.....
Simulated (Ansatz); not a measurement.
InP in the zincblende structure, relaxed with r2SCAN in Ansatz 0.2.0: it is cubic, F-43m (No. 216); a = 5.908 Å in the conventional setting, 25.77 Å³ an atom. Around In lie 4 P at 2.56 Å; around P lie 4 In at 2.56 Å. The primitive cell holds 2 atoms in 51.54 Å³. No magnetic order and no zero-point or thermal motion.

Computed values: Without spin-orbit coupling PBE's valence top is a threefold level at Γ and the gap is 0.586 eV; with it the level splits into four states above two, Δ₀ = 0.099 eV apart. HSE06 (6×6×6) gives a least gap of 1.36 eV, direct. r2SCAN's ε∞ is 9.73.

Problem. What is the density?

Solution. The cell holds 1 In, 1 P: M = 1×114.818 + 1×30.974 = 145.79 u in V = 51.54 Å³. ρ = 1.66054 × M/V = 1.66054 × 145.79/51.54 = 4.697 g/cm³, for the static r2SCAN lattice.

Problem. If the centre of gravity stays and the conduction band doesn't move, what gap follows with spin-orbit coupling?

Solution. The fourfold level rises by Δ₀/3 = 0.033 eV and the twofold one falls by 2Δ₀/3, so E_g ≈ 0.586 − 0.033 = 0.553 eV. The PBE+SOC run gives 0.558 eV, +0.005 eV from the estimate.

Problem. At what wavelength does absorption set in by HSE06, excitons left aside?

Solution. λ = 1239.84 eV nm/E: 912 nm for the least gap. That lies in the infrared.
.....

Please output every line shown above exactly.

Simulated (Ansatz); not a measurement.
InP in the zincblende structure, relaxed with r2SCAN in Ansatz 0.2.0: it is cubic, F-43m (No. 216); a = 5.908 Å in the conventional setting, 25.77 Å³ an atom. Around In lie 4 P at 2.56 Å; around P lie 4 In at 2.56 Å. The primitive cell holds 2 atoms in 51.54 Å³. No magnetic order and no zero-point or thermal motion.

Computed values: Without spin-orbit coupling PBE's valence top is a threefold level at Γ and the gap is 0.586 eV; with it the level splits into four states above two, Δ₀ = 0.099 eV apart. HSE06 (6×6×6) gives a least gap of 1.36 eV, direct. r2SCAN's ε∞ is 9.73.

Problem. What is the density?

Solution. The cell holds 1 In, 1 P: M = 1×114.818 + 1×30.974 = 145.79 u in V = 51.54 Å³. ρ = 1.66054 × M/V = 1.66054 × 145.79/51.54 = 4.697 g/cm³, for the static r2SCAN lattice.

Problem. If the centre of gravity stays and the conduction band doesn't move, what gap follows with spin-orbit coupling?

Solution. The fourfold level rises by Δ₀/3 = 0.033 eV and the twofold one falls by 2Δ₀/3, so E_g ≈ 0.586 − 0.033 = 0.553 eV. The PBE+SOC run gives 0.558 eV, +0.005 eV from the estimate.

Problem. At what wavelength does absorption set in by HSE06, excitons left aside?

Solution. λ = 1239.84 eV nm/E: 912 nm for the least gap. That lies in the infrared.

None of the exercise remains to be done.